SUPPLIED ENTRIES:
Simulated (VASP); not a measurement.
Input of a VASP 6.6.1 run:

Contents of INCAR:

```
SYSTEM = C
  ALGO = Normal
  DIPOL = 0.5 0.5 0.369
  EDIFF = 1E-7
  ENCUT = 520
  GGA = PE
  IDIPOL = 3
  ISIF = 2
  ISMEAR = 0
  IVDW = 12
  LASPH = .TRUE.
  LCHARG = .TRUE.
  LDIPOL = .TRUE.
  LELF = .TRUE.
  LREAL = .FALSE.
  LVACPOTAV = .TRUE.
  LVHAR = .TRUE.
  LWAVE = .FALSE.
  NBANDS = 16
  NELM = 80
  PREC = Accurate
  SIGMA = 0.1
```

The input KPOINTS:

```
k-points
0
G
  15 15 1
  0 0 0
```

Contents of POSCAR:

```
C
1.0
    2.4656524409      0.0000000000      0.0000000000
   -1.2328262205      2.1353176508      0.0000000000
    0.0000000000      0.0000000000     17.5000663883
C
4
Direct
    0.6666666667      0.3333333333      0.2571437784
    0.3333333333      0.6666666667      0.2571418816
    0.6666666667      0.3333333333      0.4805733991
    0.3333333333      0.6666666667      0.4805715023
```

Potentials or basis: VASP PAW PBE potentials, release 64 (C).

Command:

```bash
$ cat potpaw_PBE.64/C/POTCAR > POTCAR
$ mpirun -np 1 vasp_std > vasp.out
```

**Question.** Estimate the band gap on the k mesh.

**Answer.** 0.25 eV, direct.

EXERCISE: The reply should hold only the lines from the beginning of the listing above through the line with "the k mesh.", each one written exactly as it appears.

EXERCISE RESPONSE:
Simulated (VASP); not a measurement.
Input of a VASP 6.6.1 run:

Contents of INCAR:

```
SYSTEM = C
  ALGO = Normal
  DIPOL = 0.5 0.5 0.369
  EDIFF = 1E-7
  ENCUT = 520
  GGA = PE
  IDIPOL = 3
  ISIF = 2
  ISMEAR = 0
  IVDW = 12
  LASPH = .TRUE.
  LCHARG = .TRUE.
  LDIPOL = .TRUE.
  LELF = .TRUE.
  LREAL = .FALSE.
  LVACPOTAV = .TRUE.
  LVHAR = .TRUE.
  LWAVE = .FALSE.
  NBANDS = 16
  NELM = 80
  PREC = Accurate
  SIGMA = 0.1
```

The input KPOINTS:

```
k-points
0
G
  15 15 1
  0 0 0
```

Contents of POSCAR:

```
C
1.0
    2.4656524409      0.0000000000      0.0000000000
   -1.2328262205      2.1353176508      0.0000000000
    0.0000000000      0.0000000000     17.5000663883
C
4
Direct
    0.6666666667      0.3333333333      0.2571437784
    0.3333333333      0.6666666667      0.2571418816
    0.6666666667      0.3333333333      0.4805733991
    0.3333333333      0.6666666667      0.4805715023
```

Potentials or basis: VASP PAW PBE potentials, release 64 (C).

Command:

```bash
$ cat potpaw_PBE.64/C/POTCAR > POTCAR
$ mpirun -np 1 vasp_std > vasp.out
```

**Question.** Estimate the band gap on the k mesh.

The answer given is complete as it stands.